Provided material Block Start

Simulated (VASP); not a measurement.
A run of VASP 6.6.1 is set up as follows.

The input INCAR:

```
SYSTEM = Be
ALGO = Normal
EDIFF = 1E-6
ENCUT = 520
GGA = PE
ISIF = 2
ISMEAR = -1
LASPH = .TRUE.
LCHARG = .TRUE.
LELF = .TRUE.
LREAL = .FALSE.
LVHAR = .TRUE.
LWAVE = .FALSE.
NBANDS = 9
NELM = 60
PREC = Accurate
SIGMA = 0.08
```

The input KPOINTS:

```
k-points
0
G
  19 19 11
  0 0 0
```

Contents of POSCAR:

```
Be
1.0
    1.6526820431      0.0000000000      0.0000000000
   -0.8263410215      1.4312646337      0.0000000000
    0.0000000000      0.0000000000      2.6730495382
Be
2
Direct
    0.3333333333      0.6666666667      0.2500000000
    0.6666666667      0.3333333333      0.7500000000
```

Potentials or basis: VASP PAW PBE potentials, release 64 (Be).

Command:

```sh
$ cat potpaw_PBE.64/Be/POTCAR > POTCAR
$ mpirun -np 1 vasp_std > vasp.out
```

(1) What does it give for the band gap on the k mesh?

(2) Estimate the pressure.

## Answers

Provided material Block End

Work task = The expected output is exactly the lines of the listing above between the line holding "Potentials or basis: VASP" and the line holding "(2) Estimate the pressure.", inclusive.

Exercise response =
Potentials or basis: VASP PAW PBE potentials, release 64 (Be).

Command:

```sh
$ cat potpaw_PBE.64/Be/POTCAR > POTCAR
$ mpirun -np 1 vasp_std > vasp.out
```

(1) What does it give for the band gap on the k mesh?

(2) Estimate the pressure.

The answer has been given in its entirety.